↓
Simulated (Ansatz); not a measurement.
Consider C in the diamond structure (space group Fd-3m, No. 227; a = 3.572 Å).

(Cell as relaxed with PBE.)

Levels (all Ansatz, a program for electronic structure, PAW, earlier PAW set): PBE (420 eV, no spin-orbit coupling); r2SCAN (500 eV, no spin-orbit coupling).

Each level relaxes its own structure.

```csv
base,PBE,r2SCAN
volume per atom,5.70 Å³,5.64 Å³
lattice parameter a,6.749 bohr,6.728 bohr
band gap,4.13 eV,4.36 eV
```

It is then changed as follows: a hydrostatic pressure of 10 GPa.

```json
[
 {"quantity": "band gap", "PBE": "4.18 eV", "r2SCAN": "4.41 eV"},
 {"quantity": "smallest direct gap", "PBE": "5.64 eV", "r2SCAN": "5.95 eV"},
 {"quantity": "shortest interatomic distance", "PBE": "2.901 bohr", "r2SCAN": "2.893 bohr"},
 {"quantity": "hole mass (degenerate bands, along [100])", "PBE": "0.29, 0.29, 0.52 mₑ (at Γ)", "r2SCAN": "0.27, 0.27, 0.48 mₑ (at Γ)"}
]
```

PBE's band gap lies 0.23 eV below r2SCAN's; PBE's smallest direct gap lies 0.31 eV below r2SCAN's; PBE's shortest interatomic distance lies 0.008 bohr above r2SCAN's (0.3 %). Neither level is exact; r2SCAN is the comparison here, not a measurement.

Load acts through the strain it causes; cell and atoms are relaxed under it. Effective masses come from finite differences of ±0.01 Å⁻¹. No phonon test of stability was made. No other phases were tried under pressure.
↑

• [BRIEF]
Repeat the material exactly. Begin with its first line and end with the line that has "(Cell as relaxed with PBE.)".

• [EXERCISE SOLUTION]
Simulated (Ansatz); not a measurement.
Consider C in the diamond structure (space group Fd-3m, No. 227; a = 3.572 Å).

(Cell as relaxed with PBE.)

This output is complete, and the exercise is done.